WORK INSTRUCTION — What appears from the first line of the data below through the line containing "A k mesh can", both included, should be copied exactly, and nothing else.

DATA PROVIDED Block Start
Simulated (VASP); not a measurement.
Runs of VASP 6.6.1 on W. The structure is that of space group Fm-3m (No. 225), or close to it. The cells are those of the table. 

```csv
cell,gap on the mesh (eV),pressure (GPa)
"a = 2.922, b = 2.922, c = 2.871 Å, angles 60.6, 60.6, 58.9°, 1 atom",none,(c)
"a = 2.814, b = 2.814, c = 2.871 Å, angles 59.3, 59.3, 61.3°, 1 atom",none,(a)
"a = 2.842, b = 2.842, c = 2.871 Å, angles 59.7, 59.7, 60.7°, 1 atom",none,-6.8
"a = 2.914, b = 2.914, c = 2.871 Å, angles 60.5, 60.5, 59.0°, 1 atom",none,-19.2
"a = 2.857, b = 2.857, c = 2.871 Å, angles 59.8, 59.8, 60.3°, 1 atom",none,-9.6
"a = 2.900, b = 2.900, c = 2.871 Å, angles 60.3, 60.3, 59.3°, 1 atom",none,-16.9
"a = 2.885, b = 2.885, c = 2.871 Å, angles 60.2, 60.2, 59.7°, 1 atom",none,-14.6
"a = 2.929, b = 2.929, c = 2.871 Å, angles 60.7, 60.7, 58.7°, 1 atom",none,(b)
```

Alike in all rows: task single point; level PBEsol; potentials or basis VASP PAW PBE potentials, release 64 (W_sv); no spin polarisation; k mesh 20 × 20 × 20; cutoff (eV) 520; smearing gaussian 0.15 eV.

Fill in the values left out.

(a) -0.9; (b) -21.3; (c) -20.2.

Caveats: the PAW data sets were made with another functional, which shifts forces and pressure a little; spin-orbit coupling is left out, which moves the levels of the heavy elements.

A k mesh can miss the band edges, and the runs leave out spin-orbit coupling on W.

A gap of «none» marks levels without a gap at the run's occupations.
DATA PROVIDED Block End

EXERCISE RESPONSE —
Simulated (VASP); not a measurement.
Runs of VASP 6.6.1 on W. The structure is that of space group Fm-3m (No. 225), or close to it. The cells are those of the table. 

```csv
cell,gap on the mesh (eV),pressure (GPa)
"a = 2.922, b = 2.922, c = 2.871 Å, angles 60.6, 60.6, 58.9°, 1 atom",none,(c)
"a = 2.814, b = 2.814, c = 2.871 Å, angles 59.3, 59.3, 61.3°, 1 atom",none,(a)
"a = 2.842, b = 2.842, c = 2.871 Å, angles 59.7, 59.7, 60.7°, 1 atom",none,-6.8
"a = 2.914, b = 2.914, c = 2.871 Å, angles 60.5, 60.5, 59.0°, 1 atom",none,-19.2
"a = 2.857, b = 2.857, c = 2.871 Å, angles 59.8, 59.8, 60.3°, 1 atom",none,-9.6
"a = 2.900, b = 2.900, c = 2.871 Å, angles 60.3, 60.3, 59.3°, 1 atom",none,-16.9
"a = 2.885, b = 2.885, c = 2.871 Å, angles 60.2, 60.2, 59.7°, 1 atom",none,-14.6
"a = 2.929, b = 2.929, c = 2.871 Å, angles 60.7, 60.7, 58.7°, 1 atom",none,(b)
```

Alike in all rows: task single point; level PBEsol; potentials or basis VASP PAW PBE potentials, release 64 (W_sv); no spin polarisation; k mesh 20 × 20 × 20; cutoff (eV) 520; smearing gaussian 0.15 eV.

Fill in the values left out.

(a) -0.9; (b) -21.3; (c) -20.2.

Caveats: the PAW data sets were made with another functional, which shifts forces and pressure a little; spin-orbit coupling is left out, which moves the levels of the heavy elements.

A k mesh can miss the band edges, and the runs leave out spin-orbit coupling on W.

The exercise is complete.